*****

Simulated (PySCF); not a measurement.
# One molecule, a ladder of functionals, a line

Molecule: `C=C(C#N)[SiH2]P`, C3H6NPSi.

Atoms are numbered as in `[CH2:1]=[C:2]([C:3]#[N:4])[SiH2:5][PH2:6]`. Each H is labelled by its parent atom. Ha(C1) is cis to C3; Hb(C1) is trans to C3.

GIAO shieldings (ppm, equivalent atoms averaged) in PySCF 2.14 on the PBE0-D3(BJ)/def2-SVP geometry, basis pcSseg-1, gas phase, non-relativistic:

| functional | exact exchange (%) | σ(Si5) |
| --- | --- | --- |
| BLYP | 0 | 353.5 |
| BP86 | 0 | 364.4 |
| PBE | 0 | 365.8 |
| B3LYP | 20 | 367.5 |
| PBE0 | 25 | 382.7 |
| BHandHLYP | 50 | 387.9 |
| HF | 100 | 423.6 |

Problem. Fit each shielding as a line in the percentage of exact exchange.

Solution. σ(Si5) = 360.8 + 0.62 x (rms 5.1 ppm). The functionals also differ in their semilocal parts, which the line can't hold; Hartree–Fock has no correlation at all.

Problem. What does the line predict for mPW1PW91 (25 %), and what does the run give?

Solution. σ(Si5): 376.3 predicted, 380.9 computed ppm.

*****

» Work instruction:
Quote exactly the first line of the data and every line after it through the one holding "Problem. What does".

» Task result:
Simulated (PySCF); not a measurement.
# One molecule, a ladder of functionals, a line

Molecule: `C=C(C#N)[SiH2]P`, C3H6NPSi.

Atoms are numbered as in `[CH2:1]=[C:2]([C:3]#[N:4])[SiH2:5][PH2:6]`. Each H is labelled by its parent atom. Ha(C1) is cis to C3; Hb(C1) is trans to C3.

GIAO shieldings (ppm, equivalent atoms averaged) in PySCF 2.14 on the PBE0-D3(BJ)/def2-SVP geometry, basis pcSseg-1, gas phase, non-relativistic:

| functional | exact exchange (%) | σ(Si5) |
| --- | --- | --- |
| BLYP | 0 | 353.5 |
| BP86 | 0 | 364.4 |
| PBE | 0 | 365.8 |
| B3LYP | 20 | 367.5 |
| PBE0 | 25 | 382.7 |
| BHandHLYP | 50 | 387.9 |
| HF | 100 | 423.6 |

Problem. Fit each shielding as a line in the percentage of exact exchange.

Solution. σ(Si5) = 360.8 + 0.62 x (rms 5.1 ppm). The functionals also differ in their semilocal parts, which the line can't hold; Hartree–Fock has no correlation at all.

Problem. What does the line predict for mPW1PW91 (25 %), and what does the run give?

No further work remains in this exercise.